::::::

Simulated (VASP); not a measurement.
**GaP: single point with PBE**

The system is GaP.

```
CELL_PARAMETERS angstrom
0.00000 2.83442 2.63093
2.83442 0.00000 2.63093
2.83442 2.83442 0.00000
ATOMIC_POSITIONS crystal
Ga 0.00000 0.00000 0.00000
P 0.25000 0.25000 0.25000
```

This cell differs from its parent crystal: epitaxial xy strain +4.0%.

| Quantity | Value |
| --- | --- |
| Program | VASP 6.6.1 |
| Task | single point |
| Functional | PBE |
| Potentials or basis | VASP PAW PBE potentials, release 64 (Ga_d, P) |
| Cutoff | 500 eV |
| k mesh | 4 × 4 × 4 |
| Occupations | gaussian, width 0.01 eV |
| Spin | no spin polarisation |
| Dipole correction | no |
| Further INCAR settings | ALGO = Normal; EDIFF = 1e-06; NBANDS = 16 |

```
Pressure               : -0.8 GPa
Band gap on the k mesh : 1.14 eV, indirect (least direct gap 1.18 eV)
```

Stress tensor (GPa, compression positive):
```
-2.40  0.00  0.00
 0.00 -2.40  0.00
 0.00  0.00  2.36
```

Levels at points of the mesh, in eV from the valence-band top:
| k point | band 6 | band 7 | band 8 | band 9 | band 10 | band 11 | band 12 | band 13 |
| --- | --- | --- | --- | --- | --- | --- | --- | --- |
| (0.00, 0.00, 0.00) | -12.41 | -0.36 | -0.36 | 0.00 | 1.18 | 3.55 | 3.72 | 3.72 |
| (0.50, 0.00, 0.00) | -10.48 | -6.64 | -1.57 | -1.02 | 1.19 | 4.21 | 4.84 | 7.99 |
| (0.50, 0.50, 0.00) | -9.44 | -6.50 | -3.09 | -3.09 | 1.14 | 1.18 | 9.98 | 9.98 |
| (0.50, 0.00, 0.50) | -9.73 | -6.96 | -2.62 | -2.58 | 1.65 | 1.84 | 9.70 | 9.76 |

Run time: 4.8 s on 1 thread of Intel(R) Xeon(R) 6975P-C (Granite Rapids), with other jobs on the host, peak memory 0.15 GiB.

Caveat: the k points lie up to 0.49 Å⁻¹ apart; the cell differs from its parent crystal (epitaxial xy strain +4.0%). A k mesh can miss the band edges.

::::::

### Work instruction
Would you quote everything above from the line containing "Levels at points" down to the line containing "Run time: 4.8"? Include both of those lines and nothing else.

### Written reply
Levels at points of the mesh, in eV from the valence-band top:
| k point | band 6 | band 7 | band 8 | band 9 | band 10 | band 11 | band 12 | band 13 |
| --- | --- | --- | --- | --- | --- | --- | --- | --- |
| (0.00, 0.00, 0.00) | -12.41 | -0.36 | -0.36 | 0.00 | 1.18 | 3.55 | 3.72 | 3.72 |
| (0.50, 0.00, 0.00) | -10.48 | -6.64 | -1.57 | -1.02 | 1.19 | 4.21 | 4.84 | 7.99 |
| (0.50, 0.50, 0.00) | -9.44 | -6.50 | -3.09 | -3.09 | 1.14 | 1.18 | 9.98 | 9.98 |
| (0.50, 0.00, 0.50) | -9.73 | -6.96 | -2.62 | -2.58 | 1.65 | 1.84 | 9.70 | 9.76 |

Run time: 4.8 s on 1 thread of Intel(R) Xeon(R) 6975P-C (Granite Rapids), with other jobs on the host, peak memory 0.15 GiB.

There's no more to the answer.